[[ Given information open ]]

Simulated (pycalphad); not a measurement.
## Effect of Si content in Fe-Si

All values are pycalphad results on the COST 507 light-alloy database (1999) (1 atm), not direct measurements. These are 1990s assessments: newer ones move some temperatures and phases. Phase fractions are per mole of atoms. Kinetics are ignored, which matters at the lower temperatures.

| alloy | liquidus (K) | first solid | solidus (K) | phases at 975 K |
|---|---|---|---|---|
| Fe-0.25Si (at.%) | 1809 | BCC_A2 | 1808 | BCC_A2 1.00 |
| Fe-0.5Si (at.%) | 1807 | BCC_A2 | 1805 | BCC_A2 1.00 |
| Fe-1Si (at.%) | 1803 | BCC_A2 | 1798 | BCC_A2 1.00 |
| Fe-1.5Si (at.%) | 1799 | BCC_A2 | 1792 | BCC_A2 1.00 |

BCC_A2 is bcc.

[[ Given information closed ]]

» Exercise
In the listing above, locate the line containing "1805 | BCC_A2 1.00 |" and the line containing "1792 | BCC_A2 1.00 |". Extract those two lines and every line between them, exactly as written, and only those.

» Problem solution
| Fe-0.5Si (at.%) | 1807 | BCC_A2 | 1805 | BCC_A2 1.00 |
| Fe-1Si (at.%) | 1803 | BCC_A2 | 1798 | BCC_A2 1.00 |
| Fe-1.5Si (at.%) | 1799 | BCC_A2 | 1792 | BCC_A2 1.00 |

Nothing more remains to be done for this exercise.